(Material provided Opens)

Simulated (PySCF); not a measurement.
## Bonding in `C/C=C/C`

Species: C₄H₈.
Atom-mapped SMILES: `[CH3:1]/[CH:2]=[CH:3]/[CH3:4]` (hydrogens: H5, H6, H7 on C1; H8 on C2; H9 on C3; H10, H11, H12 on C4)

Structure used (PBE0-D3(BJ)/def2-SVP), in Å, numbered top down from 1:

(Material provided Closes)

Work task
Would you repeat each of the records above exactly?

Task result
Simulated (PySCF); not a measurement.
## Bonding in `C/C=C/C`

Species: C₄H₈.
Atom-mapped SMILES: `[CH3:1]/[CH:2]=[CH:3]/[CH3:4]` (hydrogens: H5, H6, H7 on C1; H8 on C2; H9 on C3; H10, H11, H12 on C4)

Structure used (PBE0-D3(BJ)/def2-SVP), in Å, numbered top down from 1:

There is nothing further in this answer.